------------------------------------------------------------------------

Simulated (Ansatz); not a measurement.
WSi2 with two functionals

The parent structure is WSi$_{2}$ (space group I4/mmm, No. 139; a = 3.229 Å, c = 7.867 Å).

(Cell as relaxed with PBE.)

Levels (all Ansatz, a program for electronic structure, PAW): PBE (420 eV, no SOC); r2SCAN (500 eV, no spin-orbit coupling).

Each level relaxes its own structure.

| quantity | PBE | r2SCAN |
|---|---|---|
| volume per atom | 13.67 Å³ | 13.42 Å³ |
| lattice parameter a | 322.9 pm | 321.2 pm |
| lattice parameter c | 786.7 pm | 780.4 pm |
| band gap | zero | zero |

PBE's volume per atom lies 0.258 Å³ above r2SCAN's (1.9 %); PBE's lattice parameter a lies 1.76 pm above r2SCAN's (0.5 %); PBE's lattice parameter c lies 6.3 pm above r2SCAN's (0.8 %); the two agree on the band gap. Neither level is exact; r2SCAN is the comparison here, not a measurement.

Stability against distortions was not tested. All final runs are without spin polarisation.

------------------------------------------------------------------------

**Task item:**
Up to and including the line with "pm | 321.2 pm |", print every line of the records from the start.

**Worked solution:**
Simulated (Ansatz); not a measurement.
WSi2 with two functionals

The parent structure is WSi$_{2}$ (space group I4/mmm, No. 139; a = 3.229 Å, c = 7.867 Å).

(Cell as relaxed with PBE.)

Levels (all Ansatz, a program for electronic structure, PAW): PBE (420 eV, no SOC); r2SCAN (500 eV, no spin-orbit coupling).

Each level relaxes its own structure.

| quantity | PBE | r2SCAN |
|---|---|---|
| volume per atom | 13.67 Å³ | 13.42 Å³ |
| lattice parameter a | 322.9 pm | 321.2 pm |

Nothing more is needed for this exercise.